- **REQUIRED ACTION**: No record may be left out; print them all verbatim.

- **DATASET EXTRACT**:
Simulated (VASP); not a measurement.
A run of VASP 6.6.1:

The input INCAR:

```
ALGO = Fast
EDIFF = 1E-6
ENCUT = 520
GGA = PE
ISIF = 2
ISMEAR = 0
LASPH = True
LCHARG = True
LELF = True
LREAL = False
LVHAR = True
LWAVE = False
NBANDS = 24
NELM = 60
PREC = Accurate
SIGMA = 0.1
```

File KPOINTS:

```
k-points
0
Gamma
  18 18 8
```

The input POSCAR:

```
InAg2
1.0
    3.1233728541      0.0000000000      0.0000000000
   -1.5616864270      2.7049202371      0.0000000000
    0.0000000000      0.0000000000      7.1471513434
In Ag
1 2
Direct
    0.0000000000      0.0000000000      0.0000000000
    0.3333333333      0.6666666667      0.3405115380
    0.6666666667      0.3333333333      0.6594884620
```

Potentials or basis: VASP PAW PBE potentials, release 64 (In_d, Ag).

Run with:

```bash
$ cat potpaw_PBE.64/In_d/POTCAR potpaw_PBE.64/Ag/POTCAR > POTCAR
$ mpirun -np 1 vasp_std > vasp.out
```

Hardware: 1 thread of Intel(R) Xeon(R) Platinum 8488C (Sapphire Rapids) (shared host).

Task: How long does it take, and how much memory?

- **SOLUTION**:
Simulated (VASP); not a measurement.
A run of VASP 6.6.1:

The input INCAR:

```
ALGO = Fast
EDIFF = 1E-6
ENCUT = 520
GGA = PE
ISIF = 2
ISMEAR = 0
LASPH = True
LCHARG = True
LELF = True
LREAL = False
LVHAR = True
LWAVE = False
NBANDS = 24
NELM = 60
PREC = Accurate
SIGMA = 0.1
```

File KPOINTS:

```
k-points
0
Gamma
  18 18 8
```

The input POSCAR:

```
InAg2
1.0
    3.1233728541      0.0000000000      0.0000000000
   -1.5616864270      2.7049202371      0.0000000000
    0.0000000000      0.0000000000      7.1471513434
In Ag
1 2
Direct
    0.0000000000      0.0000000000      0.0000000000
    0.3333333333      0.6666666667      0.3405115380
    0.6666666667      0.3333333333      0.6594884620
```

Potentials or basis: VASP PAW PBE potentials, release 64 (In_d, Ag).

Run with:

```bash
$ cat potpaw_PBE.64/In_d/POTCAR potpaw_PBE.64/Ag/POTCAR > POTCAR
$ mpirun -np 1 vasp_std > vasp.out
```

Hardware: 1 thread of Intel(R) Xeon(R) Platinum 8488C (Sapphire Rapids) (shared host).

Task: How long does it take, and how much memory?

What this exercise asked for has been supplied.